** Information follows **

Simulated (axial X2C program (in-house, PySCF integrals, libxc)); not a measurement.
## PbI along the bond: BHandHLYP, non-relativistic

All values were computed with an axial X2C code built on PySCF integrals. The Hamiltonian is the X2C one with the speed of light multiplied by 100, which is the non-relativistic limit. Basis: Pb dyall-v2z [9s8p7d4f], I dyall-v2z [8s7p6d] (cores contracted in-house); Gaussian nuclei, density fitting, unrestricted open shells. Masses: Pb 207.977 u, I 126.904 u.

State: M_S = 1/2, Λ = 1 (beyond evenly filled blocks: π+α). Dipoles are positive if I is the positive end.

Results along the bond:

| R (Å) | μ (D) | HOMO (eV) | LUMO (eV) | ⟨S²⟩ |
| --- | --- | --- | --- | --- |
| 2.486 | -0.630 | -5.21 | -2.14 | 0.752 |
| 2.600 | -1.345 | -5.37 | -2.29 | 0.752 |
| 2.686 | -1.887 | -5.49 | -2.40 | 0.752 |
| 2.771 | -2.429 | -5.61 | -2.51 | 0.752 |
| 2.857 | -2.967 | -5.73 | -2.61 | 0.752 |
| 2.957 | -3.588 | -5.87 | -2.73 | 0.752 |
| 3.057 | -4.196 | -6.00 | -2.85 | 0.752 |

** End of Information **

Activity
Repeat exactly the lines of the data from the first one through the line with "-2.73 | 0.752 |", both of them included.

Answer space
Simulated (axial X2C program (in-house, PySCF integrals, libxc)); not a measurement.
## PbI along the bond: BHandHLYP, non-relativistic

All values were computed with an axial X2C code built on PySCF integrals. The Hamiltonian is the X2C one with the speed of light multiplied by 100, which is the non-relativistic limit. Basis: Pb dyall-v2z [9s8p7d4f], I dyall-v2z [8s7p6d] (cores contracted in-house); Gaussian nuclei, density fitting, unrestricted open shells. Masses: Pb 207.977 u, I 126.904 u.

State: M_S = 1/2, Λ = 1 (beyond evenly filled blocks: π+α). Dipoles are positive if I is the positive end.

Results along the bond:

| R (Å) | μ (D) | HOMO (eV) | LUMO (eV) | ⟨S²⟩ |
| --- | --- | --- | --- | --- |
| 2.486 | -0.630 | -5.21 | -2.14 | 0.752 |
| 2.600 | -1.345 | -5.37 | -2.29 | 0.752 |
| 2.686 | -1.887 | -5.49 | -2.40 | 0.752 |
| 2.771 | -2.429 | -5.61 | -2.51 | 0.752 |
| 2.857 | -2.967 | -5.73 | -2.61 | 0.752 |
| 2.957 | -3.588 | -5.87 | -2.73 | 0.752 |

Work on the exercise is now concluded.